» DATA:
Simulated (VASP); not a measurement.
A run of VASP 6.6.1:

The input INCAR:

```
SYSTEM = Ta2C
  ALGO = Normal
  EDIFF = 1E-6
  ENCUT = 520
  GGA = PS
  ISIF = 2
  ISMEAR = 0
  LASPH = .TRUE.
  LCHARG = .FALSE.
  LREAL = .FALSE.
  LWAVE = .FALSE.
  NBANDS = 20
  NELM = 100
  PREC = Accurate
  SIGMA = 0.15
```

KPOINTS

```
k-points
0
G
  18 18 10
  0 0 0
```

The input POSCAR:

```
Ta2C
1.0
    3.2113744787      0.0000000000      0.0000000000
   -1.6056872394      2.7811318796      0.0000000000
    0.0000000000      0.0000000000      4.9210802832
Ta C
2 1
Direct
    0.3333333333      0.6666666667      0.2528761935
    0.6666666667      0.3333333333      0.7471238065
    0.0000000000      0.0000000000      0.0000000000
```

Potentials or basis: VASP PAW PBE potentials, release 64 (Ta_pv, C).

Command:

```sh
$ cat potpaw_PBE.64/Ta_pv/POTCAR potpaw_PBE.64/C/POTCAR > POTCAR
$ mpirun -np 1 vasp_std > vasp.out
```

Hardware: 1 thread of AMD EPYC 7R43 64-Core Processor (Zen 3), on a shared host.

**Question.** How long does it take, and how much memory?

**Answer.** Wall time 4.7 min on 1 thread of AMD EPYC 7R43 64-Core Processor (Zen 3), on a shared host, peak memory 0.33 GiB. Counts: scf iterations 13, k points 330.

» WORK TASK:
Nothing in the data may differ; print all of it exactly as written.

» SOLUTION:
Simulated (VASP); not a measurement.
A run of VASP 6.6.1:

The input INCAR:

```
SYSTEM = Ta2C
  ALGO = Normal
  EDIFF = 1E-6
  ENCUT = 520
  GGA = PS
  ISIF = 2
  ISMEAR = 0
  LASPH = .TRUE.
  LCHARG = .FALSE.
  LREAL = .FALSE.
  LWAVE = .FALSE.
  NBANDS = 20
  NELM = 100
  PREC = Accurate
  SIGMA = 0.15
```

KPOINTS

```
k-points
0
G
  18 18 10
  0 0 0
```

The input POSCAR:

```
Ta2C
1.0
    3.2113744787      0.0000000000      0.0000000000
   -1.6056872394      2.7811318796      0.0000000000
    0.0000000000      0.0000000000      4.9210802832
Ta C
2 1
Direct
    0.3333333333      0.6666666667      0.2528761935
    0.6666666667      0.3333333333      0.7471238065
    0.0000000000      0.0000000000      0.0000000000
```

Potentials or basis: VASP PAW PBE potentials, release 64 (Ta_pv, C).

Command:

```sh
$ cat potpaw_PBE.64/Ta_pv/POTCAR potpaw_PBE.64/C/POTCAR > POTCAR
$ mpirun -np 1 vasp_std > vasp.out
```

Hardware: 1 thread of AMD EPYC 7R43 64-Core Processor (Zen 3), on a shared host.

**Question.** How long does it take, and how much memory?

**Answer.** Wall time 4.7 min on 1 thread of AMD EPYC 7R43 64-Core Processor (Zen 3), on a shared host, peak memory 0.33 GiB. Counts: scf iterations 13, k points 330.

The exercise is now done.